- **WORK TASK**:
Exactly the lines from the first line of the listing through the line containing "68 68 142 |" should appear in the output, unchanged.

- **STORED DATA**:
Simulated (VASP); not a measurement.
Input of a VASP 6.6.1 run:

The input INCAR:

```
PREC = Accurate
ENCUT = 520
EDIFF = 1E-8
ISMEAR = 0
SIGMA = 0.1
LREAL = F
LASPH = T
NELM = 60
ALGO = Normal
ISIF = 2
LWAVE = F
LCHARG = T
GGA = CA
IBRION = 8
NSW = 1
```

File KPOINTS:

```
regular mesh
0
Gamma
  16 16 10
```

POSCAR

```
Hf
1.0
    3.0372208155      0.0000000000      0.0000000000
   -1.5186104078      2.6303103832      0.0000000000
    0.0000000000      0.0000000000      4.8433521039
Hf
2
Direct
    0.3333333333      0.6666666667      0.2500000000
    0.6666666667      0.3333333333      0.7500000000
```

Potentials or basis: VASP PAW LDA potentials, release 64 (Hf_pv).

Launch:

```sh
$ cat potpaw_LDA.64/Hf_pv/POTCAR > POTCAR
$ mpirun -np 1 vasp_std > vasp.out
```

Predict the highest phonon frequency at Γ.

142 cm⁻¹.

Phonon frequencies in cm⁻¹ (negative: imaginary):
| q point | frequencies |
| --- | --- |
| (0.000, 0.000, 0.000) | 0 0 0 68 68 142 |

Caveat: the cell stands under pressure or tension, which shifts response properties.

- **RESULT**:
Simulated (VASP); not a measurement.
Input of a VASP 6.6.1 run:

The input INCAR:

```
PREC = Accurate
ENCUT = 520
EDIFF = 1E-8
ISMEAR = 0
SIGMA = 0.1
LREAL = F
LASPH = T
NELM = 60
ALGO = Normal
ISIF = 2
LWAVE = F
LCHARG = T
GGA = CA
IBRION = 8
NSW = 1
```

File KPOINTS:

```
regular mesh
0
Gamma
  16 16 10
```

POSCAR

```
Hf
1.0
    3.0372208155      0.0000000000      0.0000000000
   -1.5186104078      2.6303103832      0.0000000000
    0.0000000000      0.0000000000      4.8433521039
Hf
2
Direct
    0.3333333333      0.6666666667      0.2500000000
    0.6666666667      0.3333333333      0.7500000000
```

Potentials or basis: VASP PAW LDA potentials, release 64 (Hf_pv).

Launch:

```sh
$ cat potpaw_LDA.64/Hf_pv/POTCAR > POTCAR
$ mpirun -np 1 vasp_std > vasp.out
```

Predict the highest phonon frequency at Γ.

142 cm⁻¹.

Phonon frequencies in cm⁻¹ (negative: imaginary):
| q point | frequencies |
| --- | --- |
| (0.000, 0.000, 0.000) | 0 0 0 68 68 142 |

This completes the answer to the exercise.